* _EXERCISE_:
A word-for-word transcript of every entry is required.

[[ DATA PROVIDED, beginning ]]
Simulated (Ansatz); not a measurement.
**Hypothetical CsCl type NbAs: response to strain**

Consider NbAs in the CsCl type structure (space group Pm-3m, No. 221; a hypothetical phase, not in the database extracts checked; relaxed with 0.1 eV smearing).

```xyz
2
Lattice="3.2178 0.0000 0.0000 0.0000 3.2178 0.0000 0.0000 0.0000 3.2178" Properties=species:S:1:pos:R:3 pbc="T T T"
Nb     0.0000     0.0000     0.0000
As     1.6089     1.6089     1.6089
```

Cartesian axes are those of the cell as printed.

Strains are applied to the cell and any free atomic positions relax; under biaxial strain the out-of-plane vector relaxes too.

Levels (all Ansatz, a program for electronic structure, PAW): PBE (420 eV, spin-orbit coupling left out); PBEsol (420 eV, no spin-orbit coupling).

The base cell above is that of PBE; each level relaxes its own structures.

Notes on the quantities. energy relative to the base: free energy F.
[[ DATA PROVIDED, end ]]

* _TASK ANSWER_:
Simulated (Ansatz); not a measurement.
**Hypothetical CsCl type NbAs: response to strain**

Consider NbAs in the CsCl type structure (space group Pm-3m, No. 221; a hypothetical phase, not in the database extracts checked; relaxed with 0.1 eV smearing).

```xyz
2
Lattice="3.2178 0.0000 0.0000 0.0000 3.2178 0.0000 0.0000 0.0000 3.2178" Properties=species:S:1:pos:R:3 pbc="T T T"
Nb     0.0000     0.0000     0.0000
As     1.6089     1.6089     1.6089
```

Cartesian axes are those of the cell as printed.

Strains are applied to the cell and any free atomic positions relax; under biaxial strain the out-of-plane vector relaxes too.

Levels (all Ansatz, a program for electronic structure, PAW): PBE (420 eV, spin-orbit coupling left out); PBEsol (420 eV, no spin-orbit coupling).

The base cell above is that of PBE; each level relaxes its own structures.

Notes on the quantities. energy relative to the base: free energy F.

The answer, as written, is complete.